**Assigned task**
Instruction for the data below: set down exactly the lines from the line with "Rigid (001) slab" to the line with "j=1 | j=2 | j=3 |", inclusive, and no others.

::::

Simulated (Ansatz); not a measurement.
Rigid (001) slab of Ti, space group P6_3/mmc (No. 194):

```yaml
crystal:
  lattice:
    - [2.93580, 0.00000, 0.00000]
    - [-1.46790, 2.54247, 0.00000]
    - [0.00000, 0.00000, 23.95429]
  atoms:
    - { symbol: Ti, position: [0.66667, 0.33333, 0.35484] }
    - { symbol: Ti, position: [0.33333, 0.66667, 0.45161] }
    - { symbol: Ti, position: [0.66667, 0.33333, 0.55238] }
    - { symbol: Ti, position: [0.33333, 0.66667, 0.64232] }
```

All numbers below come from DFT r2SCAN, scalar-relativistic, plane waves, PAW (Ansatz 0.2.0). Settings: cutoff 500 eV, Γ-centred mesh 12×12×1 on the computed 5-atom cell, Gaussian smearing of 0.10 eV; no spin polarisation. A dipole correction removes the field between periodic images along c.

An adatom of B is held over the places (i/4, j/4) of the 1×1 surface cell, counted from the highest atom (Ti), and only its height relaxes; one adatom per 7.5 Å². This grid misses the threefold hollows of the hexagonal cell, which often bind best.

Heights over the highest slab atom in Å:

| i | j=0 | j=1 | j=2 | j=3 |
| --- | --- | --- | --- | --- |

::::

**Answer box**
Rigid (001) slab of Ti, space group P6_3/mmc (No. 194):

```yaml
crystal:
  lattice:
    - [2.93580, 0.00000, 0.00000]
    - [-1.46790, 2.54247, 0.00000]
    - [0.00000, 0.00000, 23.95429]
  atoms:
    - { symbol: Ti, position: [0.66667, 0.33333, 0.35484] }
    - { symbol: Ti, position: [0.33333, 0.66667, 0.45161] }
    - { symbol: Ti, position: [0.66667, 0.33333, 0.55238] }
    - { symbol: Ti, position: [0.33333, 0.66667, 0.64232] }
```

All numbers below come from DFT r2SCAN, scalar-relativistic, plane waves, PAW (Ansatz 0.2.0). Settings: cutoff 500 eV, Γ-centred mesh 12×12×1 on the computed 5-atom cell, Gaussian smearing of 0.10 eV; no spin polarisation. A dipole correction removes the field between periodic images along c.

An adatom of B is held over the places (i/4, j/4) of the 1×1 surface cell, counted from the highest atom (Ti), and only its height relaxes; one adatom per 7.5 Å². This grid misses the threefold hollows of the hexagonal cell, which often bind best.

Heights over the highest slab atom in Å:

| i | j=0 | j=1 | j=2 | j=3 |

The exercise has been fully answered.